EXERCISE DATA:
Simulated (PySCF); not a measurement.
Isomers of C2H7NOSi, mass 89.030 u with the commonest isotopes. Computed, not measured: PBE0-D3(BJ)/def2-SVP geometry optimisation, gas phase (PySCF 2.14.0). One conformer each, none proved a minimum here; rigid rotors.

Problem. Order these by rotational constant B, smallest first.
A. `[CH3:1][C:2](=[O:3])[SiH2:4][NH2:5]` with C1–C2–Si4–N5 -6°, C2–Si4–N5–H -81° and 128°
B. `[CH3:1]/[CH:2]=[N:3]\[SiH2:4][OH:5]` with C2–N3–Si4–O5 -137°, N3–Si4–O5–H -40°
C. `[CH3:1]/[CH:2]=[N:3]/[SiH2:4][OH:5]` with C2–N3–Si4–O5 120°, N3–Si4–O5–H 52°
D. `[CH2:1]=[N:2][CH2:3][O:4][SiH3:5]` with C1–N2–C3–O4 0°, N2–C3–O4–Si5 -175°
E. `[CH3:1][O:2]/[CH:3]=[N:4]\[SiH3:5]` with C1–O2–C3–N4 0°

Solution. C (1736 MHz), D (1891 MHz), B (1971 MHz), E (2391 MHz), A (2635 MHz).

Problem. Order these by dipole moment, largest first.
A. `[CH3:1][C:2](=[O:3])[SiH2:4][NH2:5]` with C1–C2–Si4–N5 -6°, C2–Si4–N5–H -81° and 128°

WORK TASK: Exactly the lines running from the top of the records to the line that contains "-137°, N3–Si4–O5–H -40°", inclusive, must be set down, and nothing more.

PROBLEM SOLUTION:
Simulated (PySCF); not a measurement.
Isomers of C2H7NOSi, mass 89.030 u with the commonest isotopes. Computed, not measured: PBE0-D3(BJ)/def2-SVP geometry optimisation, gas phase (PySCF 2.14.0). One conformer each, none proved a minimum here; rigid rotors.

Problem. Order these by rotational constant B, smallest first.
A. `[CH3:1][C:2](=[O:3])[SiH2:4][NH2:5]` with C1–C2–Si4–N5 -6°, C2–Si4–N5–H -81° and 128°
B. `[CH3:1]/[CH:2]=[N:3]\[SiH2:4][OH:5]` with C2–N3–Si4–O5 -137°, N3–Si4–O5–H -40°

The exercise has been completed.